◆ **Record excerpts**:

--- START ---

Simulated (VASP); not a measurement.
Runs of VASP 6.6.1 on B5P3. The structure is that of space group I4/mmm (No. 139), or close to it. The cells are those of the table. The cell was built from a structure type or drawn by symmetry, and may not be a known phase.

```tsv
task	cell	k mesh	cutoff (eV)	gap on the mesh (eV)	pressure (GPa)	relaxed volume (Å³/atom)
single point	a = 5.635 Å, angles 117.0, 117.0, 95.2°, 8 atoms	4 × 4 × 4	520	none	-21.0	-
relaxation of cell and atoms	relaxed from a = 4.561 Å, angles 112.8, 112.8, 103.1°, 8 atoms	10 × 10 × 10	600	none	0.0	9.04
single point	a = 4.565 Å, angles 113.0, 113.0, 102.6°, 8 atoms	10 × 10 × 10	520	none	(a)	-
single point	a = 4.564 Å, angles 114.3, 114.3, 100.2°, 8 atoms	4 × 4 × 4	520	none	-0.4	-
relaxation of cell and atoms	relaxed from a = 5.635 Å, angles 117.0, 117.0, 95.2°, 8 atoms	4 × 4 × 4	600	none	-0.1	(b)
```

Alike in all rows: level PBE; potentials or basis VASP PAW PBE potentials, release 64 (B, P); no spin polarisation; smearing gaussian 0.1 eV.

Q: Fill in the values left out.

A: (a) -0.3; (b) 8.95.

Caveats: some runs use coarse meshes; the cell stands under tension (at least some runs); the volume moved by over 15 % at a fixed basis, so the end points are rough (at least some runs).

--- END ---

◆ **Work instruction**: Reproduce verbatim the range of lines that opens the records and closes with the line containing "A: (a) -0.3; (b) 8.95.". Omit everything after it.

◆ **Exercise answer**:
Simulated (VASP); not a measurement.
Runs of VASP 6.6.1 on B5P3. The structure is that of space group I4/mmm (No. 139), or close to it. The cells are those of the table. The cell was built from a structure type or drawn by symmetry, and may not be a known phase.

```tsv
task	cell	k mesh	cutoff (eV)	gap on the mesh (eV)	pressure (GPa)	relaxed volume (Å³/atom)
single point	a = 5.635 Å, angles 117.0, 117.0, 95.2°, 8 atoms	4 × 4 × 4	520	none	-21.0	-
relaxation of cell and atoms	relaxed from a = 4.561 Å, angles 112.8, 112.8, 103.1°, 8 atoms	10 × 10 × 10	600	none	0.0	9.04
single point	a = 4.565 Å, angles 113.0, 113.0, 102.6°, 8 atoms	10 × 10 × 10	520	none	(a)	-
single point	a = 4.564 Å, angles 114.3, 114.3, 100.2°, 8 atoms	4 × 4 × 4	520	none	-0.4	-
relaxation of cell and atoms	relaxed from a = 5.635 Å, angles 117.0, 117.0, 95.2°, 8 atoms	4 × 4 × 4	600	none	-0.1	(b)
```

Alike in all rows: level PBE; potentials or basis VASP PAW PBE potentials, release 64 (B, P); no spin polarisation; smearing gaussian 0.1 eV.

Q: Fill in the values left out.

A: (a) -0.3; (b) 8.95.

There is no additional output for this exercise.